> **Material shown**:
==========
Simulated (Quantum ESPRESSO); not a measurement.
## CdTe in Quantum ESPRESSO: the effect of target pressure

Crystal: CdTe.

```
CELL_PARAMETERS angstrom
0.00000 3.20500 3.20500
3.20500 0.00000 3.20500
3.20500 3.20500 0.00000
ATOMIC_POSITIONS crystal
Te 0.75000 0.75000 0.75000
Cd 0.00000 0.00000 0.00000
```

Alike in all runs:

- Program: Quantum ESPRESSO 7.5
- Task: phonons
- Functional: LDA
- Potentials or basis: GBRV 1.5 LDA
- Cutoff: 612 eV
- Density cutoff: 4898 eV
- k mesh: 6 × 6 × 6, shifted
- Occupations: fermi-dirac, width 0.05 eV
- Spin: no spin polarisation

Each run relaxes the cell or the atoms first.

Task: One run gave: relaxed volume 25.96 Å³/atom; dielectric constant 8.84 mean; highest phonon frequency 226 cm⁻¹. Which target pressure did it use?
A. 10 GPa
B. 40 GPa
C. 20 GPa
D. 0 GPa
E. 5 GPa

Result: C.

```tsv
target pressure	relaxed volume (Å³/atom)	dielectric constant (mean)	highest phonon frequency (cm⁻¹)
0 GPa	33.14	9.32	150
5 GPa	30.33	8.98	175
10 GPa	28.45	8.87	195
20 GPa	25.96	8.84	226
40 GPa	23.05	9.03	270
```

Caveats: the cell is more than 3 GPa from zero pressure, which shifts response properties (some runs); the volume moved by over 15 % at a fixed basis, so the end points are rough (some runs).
==========

> **Brief**: Only the lines above from the one with "Crystal: CdTe." up to and including the one with "Each run relaxes the cell or the atoms first." should be repeated, exactly as written.

> **Expected answer**:
Crystal: CdTe.

```
CELL_PARAMETERS angstrom
0.00000 3.20500 3.20500
3.20500 0.00000 3.20500
3.20500 3.20500 0.00000
ATOMIC_POSITIONS crystal
Te 0.75000 0.75000 0.75000
Cd 0.00000 0.00000 0.00000
```

Alike in all runs:

- Program: Quantum ESPRESSO 7.5
- Task: phonons
- Functional: LDA
- Potentials or basis: GBRV 1.5 LDA
- Cutoff: 612 eV
- Density cutoff: 4898 eV
- k mesh: 6 × 6 × 6, shifted
- Occupations: fermi-dirac, width 0.05 eV
- Spin: no spin polarisation

Each run relaxes the cell or the atoms first.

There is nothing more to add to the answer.